Work order
Nothing other than an exact copy of the records should be returned.

Data listing
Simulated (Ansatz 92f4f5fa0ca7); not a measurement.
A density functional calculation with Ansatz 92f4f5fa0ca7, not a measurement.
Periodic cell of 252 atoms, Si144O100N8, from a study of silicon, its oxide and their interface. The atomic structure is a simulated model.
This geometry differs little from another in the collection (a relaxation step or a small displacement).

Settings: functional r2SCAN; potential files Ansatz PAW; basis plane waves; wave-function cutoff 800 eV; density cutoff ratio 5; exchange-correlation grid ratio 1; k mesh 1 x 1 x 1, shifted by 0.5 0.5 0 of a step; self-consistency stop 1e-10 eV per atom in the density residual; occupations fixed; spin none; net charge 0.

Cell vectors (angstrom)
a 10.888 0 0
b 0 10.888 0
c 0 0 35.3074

Exercise response
Simulated (Ansatz 92f4f5fa0ca7); not a measurement.
A density functional calculation with Ansatz 92f4f5fa0ca7, not a measurement.
Periodic cell of 252 atoms, Si144O100N8, from a study of silicon, its oxide and their interface. The atomic structure is a simulated model.
This geometry differs little from another in the collection (a relaxation step or a small displacement).

Settings: functional r2SCAN; potential files Ansatz PAW; basis plane waves; wave-function cutoff 800 eV; density cutoff ratio 5; exchange-correlation grid ratio 1; k mesh 1 x 1 x 1, shifted by 0.5 0.5 0 of a step; self-consistency stop 1e-10 eV per atom in the density residual; occupations fixed; spin none; net charge 0.

Cell vectors (angstrom)
a 10.888 0 0
b 0 10.888 0
c 0 0 35.3074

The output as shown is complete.